▶ _Available data_:
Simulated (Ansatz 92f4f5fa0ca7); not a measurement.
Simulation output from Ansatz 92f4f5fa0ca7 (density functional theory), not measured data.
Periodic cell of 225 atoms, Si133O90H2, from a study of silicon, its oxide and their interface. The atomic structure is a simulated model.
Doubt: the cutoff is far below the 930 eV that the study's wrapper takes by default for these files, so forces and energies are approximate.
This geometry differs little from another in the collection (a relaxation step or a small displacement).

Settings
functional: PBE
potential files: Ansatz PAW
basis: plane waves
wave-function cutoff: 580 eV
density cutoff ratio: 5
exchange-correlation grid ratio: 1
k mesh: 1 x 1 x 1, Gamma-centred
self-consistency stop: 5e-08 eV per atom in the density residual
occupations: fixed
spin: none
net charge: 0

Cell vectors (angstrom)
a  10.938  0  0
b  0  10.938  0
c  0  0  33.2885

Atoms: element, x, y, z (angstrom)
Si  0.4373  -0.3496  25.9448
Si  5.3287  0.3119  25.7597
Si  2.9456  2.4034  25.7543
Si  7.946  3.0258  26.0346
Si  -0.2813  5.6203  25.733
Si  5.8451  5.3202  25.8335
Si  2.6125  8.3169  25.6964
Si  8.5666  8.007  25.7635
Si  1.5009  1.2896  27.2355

▶ _Exercise_: Starting at the top, retype every line of the material above exactly.

▶ _Written answer_:
Simulated (Ansatz 92f4f5fa0ca7); not a measurement.
Simulation output from Ansatz 92f4f5fa0ca7 (density functional theory), not measured data.
Periodic cell of 225 atoms, Si133O90H2, from a study of silicon, its oxide and their interface. The atomic structure is a simulated model.
Doubt: the cutoff is far below the 930 eV that the study's wrapper takes by default for these files, so forces and energies are approximate.
This geometry differs little from another in the collection (a relaxation step or a small displacement).

Settings
functional: PBE
potential files: Ansatz PAW
basis: plane waves
wave-function cutoff: 580 eV
density cutoff ratio: 5
exchange-correlation grid ratio: 1
k mesh: 1 x 1 x 1, Gamma-centred
self-consistency stop: 5e-08 eV per atom in the density residual
occupations: fixed
spin: none
net charge: 0

Cell vectors (angstrom)
a  10.938  0  0
b  0  10.938  0
c  0  0  33.2885

Atoms: element, x, y, z (angstrom)
Si  0.4373  -0.3496  25.9448
Si  5.3287  0.3119  25.7597
Si  2.9456  2.4034  25.7543
Si  7.946  3.0258  26.0346
Si  -0.2813  5.6203  25.733
Si  5.8451  5.3202  25.8335
Si  2.6125  8.3169  25.6964
Si  8.5666  8.007  25.7635
Si  1.5009  1.2896  27.2355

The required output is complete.